Start of Block
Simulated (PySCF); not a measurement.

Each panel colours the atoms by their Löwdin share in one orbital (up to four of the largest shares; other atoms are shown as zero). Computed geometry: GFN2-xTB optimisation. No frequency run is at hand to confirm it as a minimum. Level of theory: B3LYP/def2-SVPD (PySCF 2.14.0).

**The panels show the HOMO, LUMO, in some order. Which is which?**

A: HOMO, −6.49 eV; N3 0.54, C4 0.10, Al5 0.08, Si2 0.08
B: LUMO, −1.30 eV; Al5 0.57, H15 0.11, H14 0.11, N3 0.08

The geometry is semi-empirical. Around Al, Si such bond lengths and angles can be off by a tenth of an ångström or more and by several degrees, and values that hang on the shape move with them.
End of Block

#### REQUIRED ACTION:
The lines from the start of the entries above through the line containing "B: LUMO, −1.30" are the ones to return, please; copy them exactly and include both ends.

#### WRITTEN ANSWER:
Simulated (PySCF); not a measurement.

Each panel colours the atoms by their Löwdin share in one orbital (up to four of the largest shares; other atoms are shown as zero). Computed geometry: GFN2-xTB optimisation. No frequency run is at hand to confirm it as a minimum. Level of theory: B3LYP/def2-SVPD (PySCF 2.14.0).

**The panels show the HOMO, LUMO, in some order. Which is which?**

A: HOMO, −6.49 eV; N3 0.54, C4 0.10, Al5 0.08, Si2 0.08
B: LUMO, −1.30 eV; Al5 0.57, H15 0.11, H14 0.11, N3 0.08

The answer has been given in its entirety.